Work instruction => Please give back, word for word, each line from the start of the entries through the one in which "Question: Write an" is found.

Listed records =>
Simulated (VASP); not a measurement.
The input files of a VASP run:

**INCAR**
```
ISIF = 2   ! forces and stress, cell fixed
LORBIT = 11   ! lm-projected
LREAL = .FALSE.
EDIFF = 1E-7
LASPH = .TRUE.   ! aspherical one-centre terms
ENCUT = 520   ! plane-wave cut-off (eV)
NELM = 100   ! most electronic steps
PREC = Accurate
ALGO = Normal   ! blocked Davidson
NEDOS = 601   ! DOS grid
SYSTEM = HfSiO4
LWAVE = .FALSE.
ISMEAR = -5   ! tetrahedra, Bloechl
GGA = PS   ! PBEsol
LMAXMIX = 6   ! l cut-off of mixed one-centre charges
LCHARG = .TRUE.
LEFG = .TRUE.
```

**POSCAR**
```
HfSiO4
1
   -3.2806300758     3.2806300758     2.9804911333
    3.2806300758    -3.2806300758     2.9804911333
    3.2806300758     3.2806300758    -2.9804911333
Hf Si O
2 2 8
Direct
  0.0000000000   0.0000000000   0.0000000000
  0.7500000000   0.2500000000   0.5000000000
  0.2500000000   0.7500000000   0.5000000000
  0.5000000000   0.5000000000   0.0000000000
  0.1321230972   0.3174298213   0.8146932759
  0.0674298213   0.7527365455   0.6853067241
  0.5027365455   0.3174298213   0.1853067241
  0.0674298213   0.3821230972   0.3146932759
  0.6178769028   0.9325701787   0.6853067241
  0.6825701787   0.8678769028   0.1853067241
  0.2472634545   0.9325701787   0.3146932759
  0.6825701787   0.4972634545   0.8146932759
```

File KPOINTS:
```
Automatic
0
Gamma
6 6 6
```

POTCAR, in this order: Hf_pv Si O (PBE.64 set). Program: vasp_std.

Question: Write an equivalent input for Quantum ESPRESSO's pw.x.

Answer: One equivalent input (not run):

Task answer =>
Simulated (VASP); not a measurement.
The input files of a VASP run:

**INCAR**
```
ISIF = 2   ! forces and stress, cell fixed
LORBIT = 11   ! lm-projected
LREAL = .FALSE.
EDIFF = 1E-7
LASPH = .TRUE.   ! aspherical one-centre terms
ENCUT = 520   ! plane-wave cut-off (eV)
NELM = 100   ! most electronic steps
PREC = Accurate
ALGO = Normal   ! blocked Davidson
NEDOS = 601   ! DOS grid
SYSTEM = HfSiO4
LWAVE = .FALSE.
ISMEAR = -5   ! tetrahedra, Bloechl
GGA = PS   ! PBEsol
LMAXMIX = 6   ! l cut-off of mixed one-centre charges
LCHARG = .TRUE.
LEFG = .TRUE.
```

**POSCAR**
```
HfSiO4
1
   -3.2806300758     3.2806300758     2.9804911333
    3.2806300758    -3.2806300758     2.9804911333
    3.2806300758     3.2806300758    -2.9804911333
Hf Si O
2 2 8
Direct
  0.0000000000   0.0000000000   0.0000000000
  0.7500000000   0.2500000000   0.5000000000
  0.2500000000   0.7500000000   0.5000000000
  0.5000000000   0.5000000000   0.0000000000
  0.1321230972   0.3174298213   0.8146932759
  0.0674298213   0.7527365455   0.6853067241
  0.5027365455   0.3174298213   0.1853067241
  0.0674298213   0.3821230972   0.3146932759
  0.6178769028   0.9325701787   0.6853067241
  0.6825701787   0.8678769028   0.1853067241
  0.2472634545   0.9325701787   0.3146932759
  0.6825701787   0.4972634545   0.8146932759
```

File KPOINTS:
```
Automatic
0
Gamma
6 6 6
```

POTCAR, in this order: Hf_pv Si O (PBE.64 set). Program: vasp_std.

Question: Write an equivalent input for Quantum ESPRESSO's pw.x.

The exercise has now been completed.